━━ DATA SECTION

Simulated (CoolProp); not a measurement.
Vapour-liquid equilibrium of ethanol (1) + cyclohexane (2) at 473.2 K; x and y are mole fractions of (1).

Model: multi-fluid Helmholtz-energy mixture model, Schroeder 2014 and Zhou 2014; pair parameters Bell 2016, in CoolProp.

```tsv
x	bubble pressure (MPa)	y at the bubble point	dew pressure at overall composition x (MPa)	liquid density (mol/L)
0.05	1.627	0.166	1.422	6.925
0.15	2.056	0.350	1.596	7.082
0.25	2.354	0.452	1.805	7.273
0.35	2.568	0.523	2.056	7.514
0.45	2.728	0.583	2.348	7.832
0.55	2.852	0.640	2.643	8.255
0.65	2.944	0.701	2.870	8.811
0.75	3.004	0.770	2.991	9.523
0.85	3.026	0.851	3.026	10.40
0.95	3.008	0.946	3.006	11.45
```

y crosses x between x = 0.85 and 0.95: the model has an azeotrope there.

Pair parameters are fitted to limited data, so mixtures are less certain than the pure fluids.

━━━━

**ACTIVITY**
Copy exactly the lines that run from the first line of the data to the line containing "y crosses x", please, with both ends included and nothing else.

**TASK RESULT**
Simulated (CoolProp); not a measurement.
Vapour-liquid equilibrium of ethanol (1) + cyclohexane (2) at 473.2 K; x and y are mole fractions of (1).

Model: multi-fluid Helmholtz-energy mixture model, Schroeder 2014 and Zhou 2014; pair parameters Bell 2016, in CoolProp.

```tsv
x	bubble pressure (MPa)	y at the bubble point	dew pressure at overall composition x (MPa)	liquid density (mol/L)
0.05	1.627	0.166	1.422	6.925
0.15	2.056	0.350	1.596	7.082
0.25	2.354	0.452	1.805	7.273
0.35	2.568	0.523	2.056	7.514
0.45	2.728	0.583	2.348	7.832
0.55	2.852	0.640	2.643	8.255
0.65	2.944	0.701	2.870	8.811
0.75	3.004	0.770	2.991	9.523
0.85	3.026	0.851	3.026	10.40
0.95	3.008	0.946	3.006	11.45
```

y crosses x between x = 0.85 and 0.95: the model has an azeotrope there.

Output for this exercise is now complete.